■ Work request
Character for character, give back every line below.

■ Data excerpts
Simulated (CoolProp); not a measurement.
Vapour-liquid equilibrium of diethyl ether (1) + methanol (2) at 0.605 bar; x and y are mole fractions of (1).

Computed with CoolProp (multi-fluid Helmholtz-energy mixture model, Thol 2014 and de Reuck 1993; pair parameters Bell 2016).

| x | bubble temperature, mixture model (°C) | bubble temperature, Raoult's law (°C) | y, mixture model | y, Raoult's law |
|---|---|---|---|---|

■ Exercise result
Simulated (CoolProp); not a measurement.
Vapour-liquid equilibrium of diethyl ether (1) + methanol (2) at 0.605 bar; x and y are mole fractions of (1).

Computed with CoolProp (multi-fluid Helmholtz-energy mixture model, Thol 2014 and de Reuck 1993; pair parameters Bell 2016).

| x | bubble temperature, mixture model (°C) | bubble temperature, Raoult's law (°C) | y, mixture model | y, Raoult's law |
|---|---|---|---|---|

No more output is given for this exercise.